━━━━━━━━━━

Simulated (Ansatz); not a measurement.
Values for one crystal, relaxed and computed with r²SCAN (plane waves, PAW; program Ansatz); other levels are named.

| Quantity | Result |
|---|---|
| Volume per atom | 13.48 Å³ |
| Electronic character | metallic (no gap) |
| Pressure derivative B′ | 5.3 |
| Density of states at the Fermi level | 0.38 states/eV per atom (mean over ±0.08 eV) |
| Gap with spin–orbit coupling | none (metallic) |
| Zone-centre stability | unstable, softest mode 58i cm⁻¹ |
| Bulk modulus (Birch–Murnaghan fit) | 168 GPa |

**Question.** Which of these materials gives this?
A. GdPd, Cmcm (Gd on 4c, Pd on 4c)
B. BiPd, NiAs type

━━━━━━━━━━

All lines of the data are to be repeated exactly as they stand.

Simulated (Ansatz); not a measurement.
Values for one crystal, relaxed and computed with r²SCAN (plane waves, PAW; program Ansatz); other levels are named.

| Quantity | Result |
|---|---|
| Volume per atom | 13.48 Å³ |
| Electronic character | metallic (no gap) |
| Pressure derivative B′ | 5.3 |
| Density of states at the Fermi level | 0.38 states/eV per atom (mean over ±0.08 eV) |
| Gap with spin–orbit coupling | none (metallic) |
| Zone-centre stability | unstable, softest mode 58i cm⁻¹ |
| Bulk modulus (Birch–Murnaghan fit) | 168 GPa |

**Question.** Which of these materials gives this?
A. GdPd, Cmcm (Gd on 4c, Pd on 4c)
B. BiPd, NiAs type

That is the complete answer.